··· DATA UNDER STUDY ···
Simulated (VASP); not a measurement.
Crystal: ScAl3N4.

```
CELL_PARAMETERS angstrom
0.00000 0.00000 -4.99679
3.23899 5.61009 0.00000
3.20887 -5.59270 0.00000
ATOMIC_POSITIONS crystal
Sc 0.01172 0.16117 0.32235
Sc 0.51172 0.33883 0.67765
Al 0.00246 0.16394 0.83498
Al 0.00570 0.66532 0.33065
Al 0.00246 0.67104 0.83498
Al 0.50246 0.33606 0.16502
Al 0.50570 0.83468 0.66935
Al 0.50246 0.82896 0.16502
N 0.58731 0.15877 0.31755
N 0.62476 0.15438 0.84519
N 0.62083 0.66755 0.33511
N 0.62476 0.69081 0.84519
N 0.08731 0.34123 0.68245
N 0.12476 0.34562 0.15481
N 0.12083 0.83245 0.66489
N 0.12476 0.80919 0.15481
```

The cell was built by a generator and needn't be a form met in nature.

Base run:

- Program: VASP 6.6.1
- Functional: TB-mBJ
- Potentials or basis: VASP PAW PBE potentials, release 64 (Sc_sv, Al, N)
···

> **WORK TASK**
Give again, word for word, the lines of the listing, starting at its first line and ending with the line containing "- Functional: TB-mBJ".

> **TASK RESPONSE**
Simulated (VASP); not a measurement.
Crystal: ScAl3N4.

```
CELL_PARAMETERS angstrom
0.00000 0.00000 -4.99679
3.23899 5.61009 0.00000
3.20887 -5.59270 0.00000
ATOMIC_POSITIONS crystal
Sc 0.01172 0.16117 0.32235
Sc 0.51172 0.33883 0.67765
Al 0.00246 0.16394 0.83498
Al 0.00570 0.66532 0.33065
Al 0.00246 0.67104 0.83498
Al 0.50246 0.33606 0.16502
Al 0.50570 0.83468 0.66935
Al 0.50246 0.82896 0.16502
N 0.58731 0.15877 0.31755
N 0.62476 0.15438 0.84519
N 0.62083 0.66755 0.33511
N 0.62476 0.69081 0.84519
N 0.08731 0.34123 0.68245
N 0.12476 0.34562 0.15481
N 0.12083 0.83245 0.66489
N 0.12476 0.80919 0.15481
```

The cell was built by a generator and needn't be a form met in nature.

Base run:

- Program: VASP 6.6.1
- Functional: TB-mBJ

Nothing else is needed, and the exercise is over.